■ Assigned task:
Up to and including the line with "Calculation (Ansatz 0.2.0", please set down the entries below exactly, starting from the first line.

Content starts
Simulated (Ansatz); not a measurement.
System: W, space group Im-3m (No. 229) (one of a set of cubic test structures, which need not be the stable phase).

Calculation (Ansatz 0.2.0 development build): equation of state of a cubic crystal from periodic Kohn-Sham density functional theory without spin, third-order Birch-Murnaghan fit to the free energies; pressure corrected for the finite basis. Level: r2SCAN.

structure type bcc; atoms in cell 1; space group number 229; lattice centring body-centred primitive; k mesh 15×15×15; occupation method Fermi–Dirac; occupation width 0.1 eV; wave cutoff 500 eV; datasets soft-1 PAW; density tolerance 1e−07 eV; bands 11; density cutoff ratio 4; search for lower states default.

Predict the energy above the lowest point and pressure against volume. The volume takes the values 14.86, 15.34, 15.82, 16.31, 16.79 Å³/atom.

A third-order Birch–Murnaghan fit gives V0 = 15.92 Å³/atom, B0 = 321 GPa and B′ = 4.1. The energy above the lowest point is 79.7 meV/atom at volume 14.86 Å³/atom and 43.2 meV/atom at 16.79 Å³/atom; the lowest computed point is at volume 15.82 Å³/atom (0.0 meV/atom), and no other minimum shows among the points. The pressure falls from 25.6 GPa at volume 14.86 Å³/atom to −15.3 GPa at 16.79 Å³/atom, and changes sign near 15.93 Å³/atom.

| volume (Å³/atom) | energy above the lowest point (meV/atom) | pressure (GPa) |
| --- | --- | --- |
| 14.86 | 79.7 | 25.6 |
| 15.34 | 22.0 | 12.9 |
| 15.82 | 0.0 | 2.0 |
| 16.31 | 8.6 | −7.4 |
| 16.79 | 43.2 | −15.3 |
Content ends

■ Response box:
Simulated (Ansatz); not a measurement.
System: W, space group Im-3m (No. 229) (one of a set of cubic test structures, which need not be the stable phase).

Calculation (Ansatz 0.2.0 development build): equation of state of a cubic crystal from periodic Kohn-Sham density functional theory without spin, third-order Birch-Murnaghan fit to the free energies; pressure corrected for the finite basis. Level: r2SCAN.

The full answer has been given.